- Activity -
Here is a listing. Write it out again without a single difference.

- Entries supplied -
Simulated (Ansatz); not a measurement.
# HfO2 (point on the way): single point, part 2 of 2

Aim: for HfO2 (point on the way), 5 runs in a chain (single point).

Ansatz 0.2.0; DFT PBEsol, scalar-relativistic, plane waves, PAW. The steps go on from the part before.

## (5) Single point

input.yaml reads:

- Written solution -
Simulated (Ansatz); not a measurement.
# HfO2 (point on the way): single point, part 2 of 2

Aim: for HfO2 (point on the way), 5 runs in a chain (single point).

Ansatz 0.2.0; DFT PBEsol, scalar-relativistic, plane waves, PAW. The steps go on from the part before.

## (5) Single point

input.yaml reads:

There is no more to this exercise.